•••
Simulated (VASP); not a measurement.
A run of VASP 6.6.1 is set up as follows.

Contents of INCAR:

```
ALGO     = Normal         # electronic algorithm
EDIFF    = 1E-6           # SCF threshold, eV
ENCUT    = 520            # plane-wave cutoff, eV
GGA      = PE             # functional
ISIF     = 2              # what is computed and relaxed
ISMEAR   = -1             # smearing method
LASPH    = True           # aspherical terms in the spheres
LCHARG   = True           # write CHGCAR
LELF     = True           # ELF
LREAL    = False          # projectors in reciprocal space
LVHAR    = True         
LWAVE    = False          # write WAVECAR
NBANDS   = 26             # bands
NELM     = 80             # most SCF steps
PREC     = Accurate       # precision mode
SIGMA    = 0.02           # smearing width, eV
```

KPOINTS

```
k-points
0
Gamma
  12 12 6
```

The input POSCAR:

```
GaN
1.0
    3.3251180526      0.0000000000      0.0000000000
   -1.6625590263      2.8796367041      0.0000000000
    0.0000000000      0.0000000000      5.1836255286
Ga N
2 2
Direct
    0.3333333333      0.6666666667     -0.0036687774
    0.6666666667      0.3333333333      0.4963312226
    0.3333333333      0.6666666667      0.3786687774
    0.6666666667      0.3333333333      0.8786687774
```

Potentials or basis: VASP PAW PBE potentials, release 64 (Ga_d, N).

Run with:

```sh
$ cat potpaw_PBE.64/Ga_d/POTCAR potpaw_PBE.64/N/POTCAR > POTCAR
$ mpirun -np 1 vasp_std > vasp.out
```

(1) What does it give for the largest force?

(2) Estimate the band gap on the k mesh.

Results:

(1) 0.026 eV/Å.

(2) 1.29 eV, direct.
•••

◆ **EXERCISE**:
All of the material should be set down exactly as it reads.

◆ **YOUR RESPONSE**:
Simulated (VASP); not a measurement.
A run of VASP 6.6.1 is set up as follows.

Contents of INCAR:

```
ALGO     = Normal         # electronic algorithm
EDIFF    = 1E-6           # SCF threshold, eV
ENCUT    = 520            # plane-wave cutoff, eV
GGA      = PE             # functional
ISIF     = 2              # what is computed and relaxed
ISMEAR   = -1             # smearing method
LASPH    = True           # aspherical terms in the spheres
LCHARG   = True           # write CHGCAR
LELF     = True           # ELF
LREAL    = False          # projectors in reciprocal space
LVHAR    = True         
LWAVE    = False          # write WAVECAR
NBANDS   = 26             # bands
NELM     = 80             # most SCF steps
PREC     = Accurate       # precision mode
SIGMA    = 0.02           # smearing width, eV
```

KPOINTS

```
k-points
0
Gamma
  12 12 6
```

The input POSCAR:

```
GaN
1.0
    3.3251180526      0.0000000000      0.0000000000
   -1.6625590263      2.8796367041      0.0000000000
    0.0000000000      0.0000000000      5.1836255286
Ga N
2 2
Direct
    0.3333333333      0.6666666667     -0.0036687774
    0.6666666667      0.3333333333      0.4963312226
    0.3333333333      0.6666666667      0.3786687774
    0.6666666667      0.3333333333      0.8786687774
```

Potentials or basis: VASP PAW PBE potentials, release 64 (Ga_d, N).

Run with:

```sh
$ cat potpaw_PBE.64/Ga_d/POTCAR potpaw_PBE.64/N/POTCAR > POTCAR
$ mpirun -np 1 vasp_std > vasp.out
```

(1) What does it give for the largest force?

(2) Estimate the band gap on the k mesh.

Results:

(1) 0.026 eV/Å.

(2) 1.29 eV, direct.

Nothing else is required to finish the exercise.